(Requirement):
Output the full listing below, keeping each line exact.

= Beginning of Section =
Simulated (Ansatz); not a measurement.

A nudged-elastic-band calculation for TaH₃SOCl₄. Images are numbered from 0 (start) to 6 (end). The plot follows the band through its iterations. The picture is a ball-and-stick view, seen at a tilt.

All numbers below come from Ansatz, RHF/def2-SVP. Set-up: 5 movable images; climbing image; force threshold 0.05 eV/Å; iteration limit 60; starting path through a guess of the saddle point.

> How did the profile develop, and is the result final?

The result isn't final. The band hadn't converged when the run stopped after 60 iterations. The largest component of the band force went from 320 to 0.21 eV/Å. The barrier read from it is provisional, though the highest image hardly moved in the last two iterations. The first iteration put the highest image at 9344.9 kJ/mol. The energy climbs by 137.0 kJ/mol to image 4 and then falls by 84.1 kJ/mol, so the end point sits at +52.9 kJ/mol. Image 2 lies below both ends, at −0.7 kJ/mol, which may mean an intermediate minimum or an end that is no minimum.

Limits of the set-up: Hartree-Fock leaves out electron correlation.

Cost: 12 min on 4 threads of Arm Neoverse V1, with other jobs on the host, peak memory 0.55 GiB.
= End of Section =

(Written solution):
Simulated (Ansatz); not a measurement.

A nudged-elastic-band calculation for TaH₃SOCl₄. Images are numbered from 0 (start) to 6 (end). The plot follows the band through its iterations. The picture is a ball-and-stick view, seen at a tilt.

All numbers below come from Ansatz, RHF/def2-SVP. Set-up: 5 movable images; climbing image; force threshold 0.05 eV/Å; iteration limit 60; starting path through a guess of the saddle point.

> How did the profile develop, and is the result final?

The result isn't final. The band hadn't converged when the run stopped after 60 iterations. The largest component of the band force went from 320 to 0.21 eV/Å. The barrier read from it is provisional, though the highest image hardly moved in the last two iterations. The first iteration put the highest image at 9344.9 kJ/mol. The energy climbs by 137.0 kJ/mol to image 4 and then falls by 84.1 kJ/mol, so the end point sits at +52.9 kJ/mol. Image 2 lies below both ends, at −0.7 kJ/mol, which may mean an intermediate minimum or an end that is no minimum.

Limits of the set-up: Hartree-Fock leaves out electron correlation.

Cost: 12 min on 4 threads of Arm Neoverse V1, with other jobs on the host, peak memory 0.55 GiB.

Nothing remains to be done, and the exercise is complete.